• **Data extract**
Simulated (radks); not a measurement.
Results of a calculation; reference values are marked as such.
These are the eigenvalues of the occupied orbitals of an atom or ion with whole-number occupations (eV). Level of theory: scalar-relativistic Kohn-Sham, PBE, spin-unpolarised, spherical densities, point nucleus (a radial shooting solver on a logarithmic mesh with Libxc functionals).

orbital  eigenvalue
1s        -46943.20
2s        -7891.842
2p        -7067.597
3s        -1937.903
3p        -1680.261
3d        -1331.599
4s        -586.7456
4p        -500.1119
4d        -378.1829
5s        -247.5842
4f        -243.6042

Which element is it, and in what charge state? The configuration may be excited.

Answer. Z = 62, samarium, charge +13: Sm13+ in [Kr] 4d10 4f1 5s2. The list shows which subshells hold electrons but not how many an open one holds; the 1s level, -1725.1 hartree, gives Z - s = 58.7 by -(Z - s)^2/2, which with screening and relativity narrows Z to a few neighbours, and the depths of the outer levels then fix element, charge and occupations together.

• **Requirement**
Please print the lines from the start of the records up to and including the line with "Which element is", copying each one exactly and leaving out the rest.

• **Written response**
Simulated (radks); not a measurement.
Results of a calculation; reference values are marked as such.
These are the eigenvalues of the occupied orbitals of an atom or ion with whole-number occupations (eV). Level of theory: scalar-relativistic Kohn-Sham, PBE, spin-unpolarised, spherical densities, point nucleus (a radial shooting solver on a logarithmic mesh with Libxc functionals).

orbital  eigenvalue
1s        -46943.20
2s        -7891.842
2p        -7067.597
3s        -1937.903
3p        -1680.261
3d        -1331.599
4s        -586.7456
4p        -500.1119
4d        -378.1829
5s        -247.5842
4f        -243.6042

Which element is it, and in what charge state? The configuration may be excited.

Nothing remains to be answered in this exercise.